^^^^^^^^

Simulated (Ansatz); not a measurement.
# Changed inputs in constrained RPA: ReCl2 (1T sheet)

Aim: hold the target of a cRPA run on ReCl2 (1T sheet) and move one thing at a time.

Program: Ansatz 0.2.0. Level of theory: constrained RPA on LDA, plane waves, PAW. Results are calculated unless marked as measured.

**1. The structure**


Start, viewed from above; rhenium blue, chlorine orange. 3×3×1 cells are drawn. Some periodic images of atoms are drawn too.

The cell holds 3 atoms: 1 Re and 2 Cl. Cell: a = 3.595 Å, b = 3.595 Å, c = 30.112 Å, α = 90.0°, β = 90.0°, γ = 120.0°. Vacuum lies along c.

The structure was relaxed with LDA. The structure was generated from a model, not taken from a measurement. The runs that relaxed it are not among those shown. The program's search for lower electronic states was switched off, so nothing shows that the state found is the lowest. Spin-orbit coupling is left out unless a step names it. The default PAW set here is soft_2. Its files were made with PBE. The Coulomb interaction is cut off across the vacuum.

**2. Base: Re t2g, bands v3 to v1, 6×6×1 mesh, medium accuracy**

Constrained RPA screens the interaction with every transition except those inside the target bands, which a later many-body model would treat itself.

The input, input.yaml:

^^^^^^^^

TASK ITEM: Could you return, word for word, only the lines running from the first line of the material above to the line that contains "The cell holds", inclusive?

SOLUTION:
Simulated (Ansatz); not a measurement.
# Changed inputs in constrained RPA: ReCl2 (1T sheet)

Aim: hold the target of a cRPA run on ReCl2 (1T sheet) and move one thing at a time.

Program: Ansatz 0.2.0. Level of theory: constrained RPA on LDA, plane waves, PAW. Results are calculated unless marked as measured.

**1. The structure**


Start, viewed from above; rhenium blue, chlorine orange. 3×3×1 cells are drawn. Some periodic images of atoms are drawn too.

The cell holds 3 atoms: 1 Re and 2 Cl. Cell: a = 3.595 Å, b = 3.595 Å, c = 30.112 Å, α = 90.0°, β = 90.0°, γ = 120.0°. Vacuum lies along c.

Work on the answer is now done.